<<<<

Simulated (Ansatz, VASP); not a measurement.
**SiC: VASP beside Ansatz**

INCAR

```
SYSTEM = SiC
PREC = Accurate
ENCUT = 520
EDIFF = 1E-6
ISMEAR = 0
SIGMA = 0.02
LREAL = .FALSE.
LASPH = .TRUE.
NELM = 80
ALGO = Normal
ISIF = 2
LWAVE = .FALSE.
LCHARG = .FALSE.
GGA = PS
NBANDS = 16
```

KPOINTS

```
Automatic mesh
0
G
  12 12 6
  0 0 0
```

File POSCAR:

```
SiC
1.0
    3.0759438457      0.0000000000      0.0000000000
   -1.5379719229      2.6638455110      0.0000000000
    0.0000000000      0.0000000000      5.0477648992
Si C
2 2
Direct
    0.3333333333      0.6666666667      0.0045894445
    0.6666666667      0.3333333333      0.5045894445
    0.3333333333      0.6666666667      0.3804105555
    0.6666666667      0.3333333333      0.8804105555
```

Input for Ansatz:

>>>>

> [ASSIGNED TASK]
Reproduce the whole listing verbatim.

> [WRITTEN SOLUTION]
Simulated (Ansatz, VASP); not a measurement.
**SiC: VASP beside Ansatz**

INCAR

```
SYSTEM = SiC
PREC = Accurate
ENCUT = 520
EDIFF = 1E-6
ISMEAR = 0
SIGMA = 0.02
LREAL = .FALSE.
LASPH = .TRUE.
NELM = 80
ALGO = Normal
ISIF = 2
LWAVE = .FALSE.
LCHARG = .FALSE.
GGA = PS
NBANDS = 16
```

KPOINTS

```
Automatic mesh
0
G
  12 12 6
  0 0 0
```

File POSCAR:

```
SiC
1.0
    3.0759438457      0.0000000000      0.0000000000
   -1.5379719229      2.6638455110      0.0000000000
    0.0000000000      0.0000000000      5.0477648992
Si C
2 2
Direct
    0.3333333333      0.6666666667      0.0045894445
    0.6666666667      0.3333333333      0.5045894445
    0.3333333333      0.6666666667      0.3804105555
    0.6666666667      0.3333333333      0.8804105555
```

Input for Ansatz:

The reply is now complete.